#### [Entries shown]
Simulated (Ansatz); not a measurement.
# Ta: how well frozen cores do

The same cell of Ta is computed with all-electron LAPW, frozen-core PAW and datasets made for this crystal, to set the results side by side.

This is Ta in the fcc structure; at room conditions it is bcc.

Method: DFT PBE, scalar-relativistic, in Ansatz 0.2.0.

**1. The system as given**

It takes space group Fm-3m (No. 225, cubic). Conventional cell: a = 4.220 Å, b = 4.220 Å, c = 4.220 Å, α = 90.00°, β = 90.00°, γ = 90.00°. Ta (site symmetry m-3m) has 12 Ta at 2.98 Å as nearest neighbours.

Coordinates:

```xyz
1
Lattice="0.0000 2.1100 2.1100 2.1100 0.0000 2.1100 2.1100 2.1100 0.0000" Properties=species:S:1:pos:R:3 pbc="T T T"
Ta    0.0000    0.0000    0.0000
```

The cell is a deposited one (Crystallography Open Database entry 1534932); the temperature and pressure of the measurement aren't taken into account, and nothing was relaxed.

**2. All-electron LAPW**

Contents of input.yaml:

#### [Requirement]
Word for word, restate all of the data shown above.

#### [Exercise result]
Simulated (Ansatz); not a measurement.
# Ta: how well frozen cores do

The same cell of Ta is computed with all-electron LAPW, frozen-core PAW and datasets made for this crystal, to set the results side by side.

This is Ta in the fcc structure; at room conditions it is bcc.

Method: DFT PBE, scalar-relativistic, in Ansatz 0.2.0.

**1. The system as given**

It takes space group Fm-3m (No. 225, cubic). Conventional cell: a = 4.220 Å, b = 4.220 Å, c = 4.220 Å, α = 90.00°, β = 90.00°, γ = 90.00°. Ta (site symmetry m-3m) has 12 Ta at 2.98 Å as nearest neighbours.

Coordinates:

```xyz
1
Lattice="0.0000 2.1100 2.1100 2.1100 0.0000 2.1100 2.1100 2.1100 0.0000" Properties=species:S:1:pos:R:3 pbc="T T T"
Ta    0.0000    0.0000    0.0000
```

The cell is a deposited one (Crystallography Open Database entry 1534932); the temperature and pressure of the measurement aren't taken into account, and nothing was relaxed.

**2. All-electron LAPW**

Contents of input.yaml:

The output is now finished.